**EXTRACTED MATERIAL:**

+++++

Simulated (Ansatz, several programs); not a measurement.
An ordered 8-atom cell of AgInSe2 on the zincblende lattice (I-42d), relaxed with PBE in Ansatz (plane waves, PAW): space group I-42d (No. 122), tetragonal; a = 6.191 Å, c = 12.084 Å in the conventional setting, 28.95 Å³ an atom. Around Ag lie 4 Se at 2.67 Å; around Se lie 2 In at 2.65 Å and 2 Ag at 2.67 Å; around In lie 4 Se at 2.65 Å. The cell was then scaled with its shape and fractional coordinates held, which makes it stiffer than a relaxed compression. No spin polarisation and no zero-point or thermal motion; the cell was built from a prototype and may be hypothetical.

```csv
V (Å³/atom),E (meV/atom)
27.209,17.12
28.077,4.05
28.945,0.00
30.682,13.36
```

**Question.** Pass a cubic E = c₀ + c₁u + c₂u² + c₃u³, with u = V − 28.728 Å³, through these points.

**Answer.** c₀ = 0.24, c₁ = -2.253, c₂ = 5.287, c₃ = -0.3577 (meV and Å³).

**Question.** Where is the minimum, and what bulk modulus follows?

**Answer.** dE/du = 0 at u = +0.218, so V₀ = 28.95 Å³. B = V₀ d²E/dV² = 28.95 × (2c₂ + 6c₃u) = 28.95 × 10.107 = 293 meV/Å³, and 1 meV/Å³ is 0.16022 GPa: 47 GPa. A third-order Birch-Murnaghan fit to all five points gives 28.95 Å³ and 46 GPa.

+++++

**REQUIRED ACTION:** Only the lines above starting at the one containing "(meV and Å³)." and ending at the one containing "bulk modulus follows?", both included, are to be returned, exactly as they read.

**PROBLEM SOLUTION:**
**Answer.** c₀ = 0.24, c₁ = -2.253, c₂ = 5.287, c₃ = -0.3577 (meV and Å³).

**Question.** Where is the minimum, and what bulk modulus follows?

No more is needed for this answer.